## [Given entries]
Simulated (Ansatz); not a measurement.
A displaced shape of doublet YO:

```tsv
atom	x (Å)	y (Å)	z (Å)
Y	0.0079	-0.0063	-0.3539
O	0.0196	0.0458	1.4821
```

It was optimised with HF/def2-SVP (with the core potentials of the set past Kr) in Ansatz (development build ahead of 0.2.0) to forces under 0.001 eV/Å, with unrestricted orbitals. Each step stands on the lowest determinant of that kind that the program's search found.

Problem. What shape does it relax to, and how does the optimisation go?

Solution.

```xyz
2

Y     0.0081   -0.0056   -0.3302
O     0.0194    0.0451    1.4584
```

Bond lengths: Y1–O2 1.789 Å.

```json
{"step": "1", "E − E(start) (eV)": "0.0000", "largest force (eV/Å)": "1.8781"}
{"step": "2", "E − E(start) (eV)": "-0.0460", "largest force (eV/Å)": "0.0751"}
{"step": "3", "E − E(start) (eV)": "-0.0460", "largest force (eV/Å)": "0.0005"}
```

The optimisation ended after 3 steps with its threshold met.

## [Brief]
Only the lines from the top of the data through the line that contains "It was optimised" should be quoted, exactly as they stand.

## [Written reply]
Simulated (Ansatz); not a measurement.
A displaced shape of doublet YO:

```tsv
atom	x (Å)	y (Å)	z (Å)
Y	0.0079	-0.0063	-0.3539
O	0.0196	0.0458	1.4821
```

It was optimised with HF/def2-SVP (with the core potentials of the set past Kr) in Ansatz (development build ahead of 0.2.0) to forces under 0.001 eV/Å, with unrestricted orbitals. Each step stands on the lowest determinant of that kind that the program's search found.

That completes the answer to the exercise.